* _WORK REQUEST_
Your task is to reproduce exactly the lines that run from the beginning of the data through the line where "Its volume is" appears.

━━━━━━

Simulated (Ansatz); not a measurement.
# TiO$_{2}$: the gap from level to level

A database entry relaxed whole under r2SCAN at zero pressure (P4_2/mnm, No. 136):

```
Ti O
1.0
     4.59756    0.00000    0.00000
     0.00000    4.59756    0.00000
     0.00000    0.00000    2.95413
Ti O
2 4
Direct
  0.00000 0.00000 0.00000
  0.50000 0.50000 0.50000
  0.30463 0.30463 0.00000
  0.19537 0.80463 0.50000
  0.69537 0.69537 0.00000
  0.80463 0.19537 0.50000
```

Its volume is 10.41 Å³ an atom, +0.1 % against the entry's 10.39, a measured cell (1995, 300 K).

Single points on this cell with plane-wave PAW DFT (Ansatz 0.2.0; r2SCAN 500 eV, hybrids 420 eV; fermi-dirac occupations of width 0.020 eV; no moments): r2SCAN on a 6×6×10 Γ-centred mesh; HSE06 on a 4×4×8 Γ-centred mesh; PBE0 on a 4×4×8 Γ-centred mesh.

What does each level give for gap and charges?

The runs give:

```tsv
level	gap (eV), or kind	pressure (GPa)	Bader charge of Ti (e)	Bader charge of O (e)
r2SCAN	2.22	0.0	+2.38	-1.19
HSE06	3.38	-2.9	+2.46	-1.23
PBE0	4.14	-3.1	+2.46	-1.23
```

━━━━━━

* _TASK RESPONSE_
Simulated (Ansatz); not a measurement.
# TiO$_{2}$: the gap from level to level

A database entry relaxed whole under r2SCAN at zero pressure (P4_2/mnm, No. 136):

```
Ti O
1.0
     4.59756    0.00000    0.00000
     0.00000    4.59756    0.00000
     0.00000    0.00000    2.95413
Ti O
2 4
Direct
  0.00000 0.00000 0.00000
  0.50000 0.50000 0.50000
  0.30463 0.30463 0.00000
  0.19537 0.80463 0.50000
  0.69537 0.69537 0.00000
  0.80463 0.19537 0.50000
```

Its volume is 10.41 Å³ an atom, +0.1 % against the entry's 10.39, a measured cell (1995, 300 K).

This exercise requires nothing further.